> ACTIVITY
The line containing "the missing entries." marks the end; copy exactly all lines from the start of the material up to and including it.

> PROVIDED DATA
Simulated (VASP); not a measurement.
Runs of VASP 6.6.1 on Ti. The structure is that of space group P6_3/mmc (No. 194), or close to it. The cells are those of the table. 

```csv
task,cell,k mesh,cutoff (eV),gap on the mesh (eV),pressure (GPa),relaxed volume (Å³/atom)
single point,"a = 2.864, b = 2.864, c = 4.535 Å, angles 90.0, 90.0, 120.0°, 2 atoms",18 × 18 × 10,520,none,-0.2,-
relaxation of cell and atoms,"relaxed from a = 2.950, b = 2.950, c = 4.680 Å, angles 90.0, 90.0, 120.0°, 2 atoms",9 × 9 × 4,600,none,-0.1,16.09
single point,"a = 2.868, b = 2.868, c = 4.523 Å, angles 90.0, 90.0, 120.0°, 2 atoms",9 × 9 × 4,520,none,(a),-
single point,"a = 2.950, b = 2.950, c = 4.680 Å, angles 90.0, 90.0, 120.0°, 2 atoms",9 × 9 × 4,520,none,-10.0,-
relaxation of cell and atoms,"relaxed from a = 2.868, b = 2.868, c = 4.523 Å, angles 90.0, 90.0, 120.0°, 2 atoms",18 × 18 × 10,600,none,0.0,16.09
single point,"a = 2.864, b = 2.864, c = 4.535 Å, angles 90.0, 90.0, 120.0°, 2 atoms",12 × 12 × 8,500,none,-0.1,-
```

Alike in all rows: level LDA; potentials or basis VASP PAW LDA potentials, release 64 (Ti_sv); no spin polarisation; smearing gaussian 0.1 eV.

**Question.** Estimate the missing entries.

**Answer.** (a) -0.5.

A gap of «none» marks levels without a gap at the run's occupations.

> TASK ANSWER
Simulated (VASP); not a measurement.
Runs of VASP 6.6.1 on Ti. The structure is that of space group P6_3/mmc (No. 194), or close to it. The cells are those of the table. 

```csv
task,cell,k mesh,cutoff (eV),gap on the mesh (eV),pressure (GPa),relaxed volume (Å³/atom)
single point,"a = 2.864, b = 2.864, c = 4.535 Å, angles 90.0, 90.0, 120.0°, 2 atoms",18 × 18 × 10,520,none,-0.2,-
relaxation of cell and atoms,"relaxed from a = 2.950, b = 2.950, c = 4.680 Å, angles 90.0, 90.0, 120.0°, 2 atoms",9 × 9 × 4,600,none,-0.1,16.09
single point,"a = 2.868, b = 2.868, c = 4.523 Å, angles 90.0, 90.0, 120.0°, 2 atoms",9 × 9 × 4,520,none,(a),-
single point,"a = 2.950, b = 2.950, c = 4.680 Å, angles 90.0, 90.0, 120.0°, 2 atoms",9 × 9 × 4,520,none,-10.0,-
relaxation of cell and atoms,"relaxed from a = 2.868, b = 2.868, c = 4.523 Å, angles 90.0, 90.0, 120.0°, 2 atoms",18 × 18 × 10,600,none,0.0,16.09
single point,"a = 2.864, b = 2.864, c = 4.535 Å, angles 90.0, 90.0, 120.0°, 2 atoms",12 × 12 × 8,500,none,-0.1,-
```

Alike in all rows: level LDA; potentials or basis VASP PAW LDA potentials, release 64 (Ti_sv); no spin polarisation; smearing gaussian 0.1 eV.

**Question.** Estimate the missing entries.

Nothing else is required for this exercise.